• • •
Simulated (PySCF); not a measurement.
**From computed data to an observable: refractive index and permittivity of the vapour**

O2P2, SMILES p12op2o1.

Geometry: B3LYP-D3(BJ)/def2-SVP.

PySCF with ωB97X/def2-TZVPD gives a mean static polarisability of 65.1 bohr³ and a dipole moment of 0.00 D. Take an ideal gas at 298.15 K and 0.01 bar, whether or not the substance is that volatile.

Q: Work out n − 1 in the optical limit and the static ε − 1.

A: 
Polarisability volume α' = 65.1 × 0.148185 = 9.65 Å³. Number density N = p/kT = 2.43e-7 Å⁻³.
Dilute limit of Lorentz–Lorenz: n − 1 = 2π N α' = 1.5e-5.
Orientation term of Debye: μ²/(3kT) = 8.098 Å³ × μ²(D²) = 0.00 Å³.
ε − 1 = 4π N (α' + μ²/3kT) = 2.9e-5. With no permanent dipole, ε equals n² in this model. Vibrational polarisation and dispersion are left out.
• • •

Exercise
Return exactly the leading lines of the listing, stopping after the line in which "Orientation term of" occurs.

Response
Simulated (PySCF); not a measurement.
**From computed data to an observable: refractive index and permittivity of the vapour**

O2P2, SMILES p12op2o1.

Geometry: B3LYP-D3(BJ)/def2-SVP.

PySCF with ωB97X/def2-TZVPD gives a mean static polarisability of 65.1 bohr³ and a dipole moment of 0.00 D. Take an ideal gas at 298.15 K and 0.01 bar, whether or not the substance is that volatile.

Q: Work out n − 1 in the optical limit and the static ε − 1.

A: 
Polarisability volume α' = 65.1 × 0.148185 = 9.65 Å³. Number density N = p/kT = 2.43e-7 Å⁻³.
Dilute limit of Lorentz–Lorenz: n − 1 = 2π N α' = 1.5e-5.
Orientation term of Debye: μ²/(3kT) = 8.098 Å³ × μ²(D²) = 0.00 Å³.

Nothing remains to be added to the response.